▶ [Data extracts]:
§ §
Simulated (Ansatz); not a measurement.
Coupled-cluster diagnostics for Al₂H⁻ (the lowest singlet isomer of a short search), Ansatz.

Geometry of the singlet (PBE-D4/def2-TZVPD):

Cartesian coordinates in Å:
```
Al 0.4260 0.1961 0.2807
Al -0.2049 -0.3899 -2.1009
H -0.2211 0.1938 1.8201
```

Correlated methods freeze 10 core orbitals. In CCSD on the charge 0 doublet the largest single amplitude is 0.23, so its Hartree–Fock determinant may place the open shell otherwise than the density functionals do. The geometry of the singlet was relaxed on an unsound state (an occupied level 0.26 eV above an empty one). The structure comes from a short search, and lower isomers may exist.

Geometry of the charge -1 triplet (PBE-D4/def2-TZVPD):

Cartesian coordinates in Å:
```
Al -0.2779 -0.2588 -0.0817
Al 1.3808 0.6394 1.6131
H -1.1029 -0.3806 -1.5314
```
§ §

▶ [Work task]: A complete, exact copy of the entries above is what is wanted.

▶ [Your response]:
Simulated (Ansatz); not a measurement.
Coupled-cluster diagnostics for Al₂H⁻ (the lowest singlet isomer of a short search), Ansatz.

Geometry of the singlet (PBE-D4/def2-TZVPD):

Cartesian coordinates in Å:
```
Al 0.4260 0.1961 0.2807
Al -0.2049 -0.3899 -2.1009
H -0.2211 0.1938 1.8201
```

Correlated methods freeze 10 core orbitals. In CCSD on the charge 0 doublet the largest single amplitude is 0.23, so its Hartree–Fock determinant may place the open shell otherwise than the density functionals do. The geometry of the singlet was relaxed on an unsound state (an occupied level 0.26 eV above an empty one). The structure comes from a short search, and lower isomers may exist.

Geometry of the charge -1 triplet (PBE-D4/def2-TZVPD):

Cartesian coordinates in Å:
```
Al -0.2779 -0.2588 -0.0817
Al 1.3808 0.6394 1.6131
H -1.1029 -0.3806 -1.5314
```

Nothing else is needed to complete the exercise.